Work order >>
Having read the entries, repeat all of them exactly.

Material provided >>
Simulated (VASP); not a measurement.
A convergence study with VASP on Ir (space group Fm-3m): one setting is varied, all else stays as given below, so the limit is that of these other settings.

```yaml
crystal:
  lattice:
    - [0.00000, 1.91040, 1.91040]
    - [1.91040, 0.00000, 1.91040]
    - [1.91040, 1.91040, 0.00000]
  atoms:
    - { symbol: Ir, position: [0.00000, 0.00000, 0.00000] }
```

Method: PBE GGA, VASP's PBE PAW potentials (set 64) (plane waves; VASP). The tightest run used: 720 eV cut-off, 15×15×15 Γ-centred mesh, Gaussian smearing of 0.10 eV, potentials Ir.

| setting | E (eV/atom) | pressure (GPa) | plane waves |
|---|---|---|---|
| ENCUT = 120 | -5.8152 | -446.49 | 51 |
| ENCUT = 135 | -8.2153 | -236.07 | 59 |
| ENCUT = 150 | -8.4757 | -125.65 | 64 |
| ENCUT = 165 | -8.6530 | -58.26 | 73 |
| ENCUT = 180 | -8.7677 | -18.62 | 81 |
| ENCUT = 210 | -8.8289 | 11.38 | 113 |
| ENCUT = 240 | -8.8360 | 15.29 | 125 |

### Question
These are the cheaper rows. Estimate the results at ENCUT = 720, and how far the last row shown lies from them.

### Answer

Worked solution >>
Simulated (VASP); not a measurement.
A convergence study with VASP on Ir (space group Fm-3m): one setting is varied, all else stays as given below, so the limit is that of these other settings.

```yaml
crystal:
  lattice:
    - [0.00000, 1.91040, 1.91040]
    - [1.91040, 0.00000, 1.91040]
    - [1.91040, 1.91040, 0.00000]
  atoms:
    - { symbol: Ir, position: [0.00000, 0.00000, 0.00000] }
```

Method: PBE GGA, VASP's PBE PAW potentials (set 64) (plane waves; VASP). The tightest run used: 720 eV cut-off, 15×15×15 Γ-centred mesh, Gaussian smearing of 0.10 eV, potentials Ir.

| setting | E (eV/atom) | pressure (GPa) | plane waves |
|---|---|---|---|
| ENCUT = 120 | -5.8152 | -446.49 | 51 |
| ENCUT = 135 | -8.2153 | -236.07 | 59 |
| ENCUT = 150 | -8.4757 | -125.65 | 64 |
| ENCUT = 165 | -8.6530 | -58.26 | 73 |
| ENCUT = 180 | -8.7677 | -18.62 | 81 |
| ENCUT = 210 | -8.8289 | 11.38 | 113 |
| ENCUT = 240 | -8.8360 | 15.29 | 125 |

### Question
These are the cheaper rows. Estimate the results at ENCUT = 720, and how far the last row shown lies from them.

### Answer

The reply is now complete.